** INPUT DATA follows **

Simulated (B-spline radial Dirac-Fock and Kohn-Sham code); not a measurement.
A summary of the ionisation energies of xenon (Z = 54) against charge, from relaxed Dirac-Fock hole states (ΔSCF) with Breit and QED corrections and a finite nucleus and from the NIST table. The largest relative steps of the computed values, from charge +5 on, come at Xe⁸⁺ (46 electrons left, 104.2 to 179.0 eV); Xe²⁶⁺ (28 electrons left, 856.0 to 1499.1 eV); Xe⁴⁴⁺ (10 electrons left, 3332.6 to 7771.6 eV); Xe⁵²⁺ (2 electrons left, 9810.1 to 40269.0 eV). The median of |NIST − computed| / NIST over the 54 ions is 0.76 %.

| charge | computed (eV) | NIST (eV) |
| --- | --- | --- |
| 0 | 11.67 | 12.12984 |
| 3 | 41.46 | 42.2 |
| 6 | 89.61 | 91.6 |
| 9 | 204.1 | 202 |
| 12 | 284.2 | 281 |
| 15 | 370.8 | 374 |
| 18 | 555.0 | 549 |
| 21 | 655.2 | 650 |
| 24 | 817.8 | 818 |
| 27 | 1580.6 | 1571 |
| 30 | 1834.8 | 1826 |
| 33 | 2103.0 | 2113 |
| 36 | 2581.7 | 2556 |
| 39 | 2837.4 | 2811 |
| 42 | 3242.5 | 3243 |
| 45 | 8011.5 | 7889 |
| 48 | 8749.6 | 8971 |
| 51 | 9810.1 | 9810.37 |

** End of INPUT DATA **

▸ WORK ORDER
Nothing but the lines above from the one containing "370.8 | 374 |" through the one containing "8749.6 | 8971 |" should appear in the answer, each repeated exactly.

▸ REPLY
| 15 | 370.8 | 374 |
| 18 | 555.0 | 549 |
| 21 | 655.2 | 650 |
| 24 | 817.8 | 818 |
| 27 | 1580.6 | 1571 |
| 30 | 1834.8 | 1826 |
| 33 | 2103.0 | 2113 |
| 36 | 2581.7 | 2556 |
| 39 | 2837.4 | 2811 |
| 42 | 3242.5 | 3243 |
| 45 | 8011.5 | 7889 |
| 48 | 8749.6 | 8971 |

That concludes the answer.